◆ ASSIGNED TASK
Reproduce the whole listing, keeping each line as it is.

◆ AVAILABLE DATA
[Start of section]

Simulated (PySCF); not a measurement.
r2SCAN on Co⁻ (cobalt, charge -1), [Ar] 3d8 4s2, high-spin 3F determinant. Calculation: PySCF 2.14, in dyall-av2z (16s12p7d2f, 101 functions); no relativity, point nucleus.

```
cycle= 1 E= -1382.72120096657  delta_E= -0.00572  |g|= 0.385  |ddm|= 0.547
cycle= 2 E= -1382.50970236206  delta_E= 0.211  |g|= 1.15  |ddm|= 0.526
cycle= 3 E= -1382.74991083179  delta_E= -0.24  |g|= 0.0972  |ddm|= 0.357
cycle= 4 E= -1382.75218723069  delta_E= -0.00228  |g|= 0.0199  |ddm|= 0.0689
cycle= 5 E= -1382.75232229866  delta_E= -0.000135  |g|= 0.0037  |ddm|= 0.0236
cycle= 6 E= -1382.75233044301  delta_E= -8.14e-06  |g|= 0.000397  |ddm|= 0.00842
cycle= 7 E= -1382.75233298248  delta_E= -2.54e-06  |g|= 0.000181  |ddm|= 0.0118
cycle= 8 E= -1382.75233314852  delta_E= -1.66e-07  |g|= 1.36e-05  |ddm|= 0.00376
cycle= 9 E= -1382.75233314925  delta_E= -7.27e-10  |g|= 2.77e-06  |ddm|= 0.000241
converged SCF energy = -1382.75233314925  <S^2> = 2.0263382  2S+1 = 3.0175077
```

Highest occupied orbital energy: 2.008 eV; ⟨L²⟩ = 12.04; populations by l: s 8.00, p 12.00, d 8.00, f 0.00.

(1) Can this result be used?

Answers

[End of section]

◆ ANSWER SPACE
Simulated (PySCF); not a measurement.
r2SCAN on Co⁻ (cobalt, charge -1), [Ar] 3d8 4s2, high-spin 3F determinant. Calculation: PySCF 2.14, in dyall-av2z (16s12p7d2f, 101 functions); no relativity, point nucleus.

```
cycle= 1 E= -1382.72120096657  delta_E= -0.00572  |g|= 0.385  |ddm|= 0.547
cycle= 2 E= -1382.50970236206  delta_E= 0.211  |g|= 1.15  |ddm|= 0.526
cycle= 3 E= -1382.74991083179  delta_E= -0.24  |g|= 0.0972  |ddm|= 0.357
cycle= 4 E= -1382.75218723069  delta_E= -0.00228  |g|= 0.0199  |ddm|= 0.0689
cycle= 5 E= -1382.75232229866  delta_E= -0.000135  |g|= 0.0037  |ddm|= 0.0236
cycle= 6 E= -1382.75233044301  delta_E= -8.14e-06  |g|= 0.000397  |ddm|= 0.00842
cycle= 7 E= -1382.75233298248  delta_E= -2.54e-06  |g|= 0.000181  |ddm|= 0.0118
cycle= 8 E= -1382.75233314852  delta_E= -1.66e-07  |g|= 1.36e-05  |ddm|= 0.00376
cycle= 9 E= -1382.75233314925  delta_E= -7.27e-10  |g|= 2.77e-06  |ddm|= 0.000241
converged SCF energy = -1382.75233314925  <S^2> = 2.0263382  2S+1 = 3.0175077
```

Highest occupied orbital energy: 2.008 eV; ⟨L²⟩ = 12.04; populations by l: s 8.00, p 12.00, d 8.00, f 0.00.

(1) Can this result be used?

Answers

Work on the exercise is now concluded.